Start of Block
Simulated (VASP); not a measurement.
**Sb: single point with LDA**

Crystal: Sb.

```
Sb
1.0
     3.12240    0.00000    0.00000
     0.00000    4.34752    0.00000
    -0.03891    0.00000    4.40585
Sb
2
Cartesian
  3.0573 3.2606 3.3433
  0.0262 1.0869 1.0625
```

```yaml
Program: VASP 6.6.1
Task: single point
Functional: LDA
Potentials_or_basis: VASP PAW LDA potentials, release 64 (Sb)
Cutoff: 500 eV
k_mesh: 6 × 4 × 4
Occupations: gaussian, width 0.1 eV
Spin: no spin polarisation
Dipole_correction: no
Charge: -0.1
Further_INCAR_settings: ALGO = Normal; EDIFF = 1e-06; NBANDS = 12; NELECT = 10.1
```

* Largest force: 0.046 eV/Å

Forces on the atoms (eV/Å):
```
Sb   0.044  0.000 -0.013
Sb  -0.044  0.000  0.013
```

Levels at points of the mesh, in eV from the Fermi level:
End of Block

= REQUIREMENT =
Print every entry exactly as written.

= TASK ANSWER =
Simulated (VASP); not a measurement.
**Sb: single point with LDA**

Crystal: Sb.

```
Sb
1.0
     3.12240    0.00000    0.00000
     0.00000    4.34752    0.00000
    -0.03891    0.00000    4.40585
Sb
2
Cartesian
  3.0573 3.2606 3.3433
  0.0262 1.0869 1.0625
```

```yaml
Program: VASP 6.6.1
Task: single point
Functional: LDA
Potentials_or_basis: VASP PAW LDA potentials, release 64 (Sb)
Cutoff: 500 eV
k_mesh: 6 × 4 × 4
Occupations: gaussian, width 0.1 eV
Spin: no spin polarisation
Dipole_correction: no
Charge: -0.1
Further_INCAR_settings: ALGO = Normal; EDIFF = 1e-06; NBANDS = 12; NELECT = 10.1
```

* Largest force: 0.046 eV/Å

Forces on the atoms (eV/Å):
```
Sb   0.044  0.000 -0.013
Sb  -0.044  0.000  0.013
```

Levels at points of the mesh, in eV from the Fermi level:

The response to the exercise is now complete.